• EXERCISE
The complete data, repeated exactly, should form your response.

^^^^^^^^^^^^^^^^

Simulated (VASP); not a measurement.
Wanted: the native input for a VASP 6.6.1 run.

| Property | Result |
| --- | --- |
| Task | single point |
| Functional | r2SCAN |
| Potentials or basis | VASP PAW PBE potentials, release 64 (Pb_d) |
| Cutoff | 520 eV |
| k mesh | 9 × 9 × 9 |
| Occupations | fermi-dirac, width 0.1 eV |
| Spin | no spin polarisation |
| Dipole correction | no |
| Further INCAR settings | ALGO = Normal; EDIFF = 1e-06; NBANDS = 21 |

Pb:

^^^^^^^^^^^^^^^^

• ANSWER AREA
Simulated (VASP); not a measurement.
Wanted: the native input for a VASP 6.6.1 run.

| Property | Result |
| --- | --- |
| Task | single point |
| Functional | r2SCAN |
| Potentials or basis | VASP PAW PBE potentials, release 64 (Pb_d) |
| Cutoff | 520 eV |
| k mesh | 9 × 9 × 9 |
| Occupations | fermi-dirac, width 0.1 eV |
| Spin | no spin polarisation |
| Dipole correction | no |
| Further INCAR settings | ALGO = Normal; EDIFF = 1e-06; NBANDS = 21 |

Pb:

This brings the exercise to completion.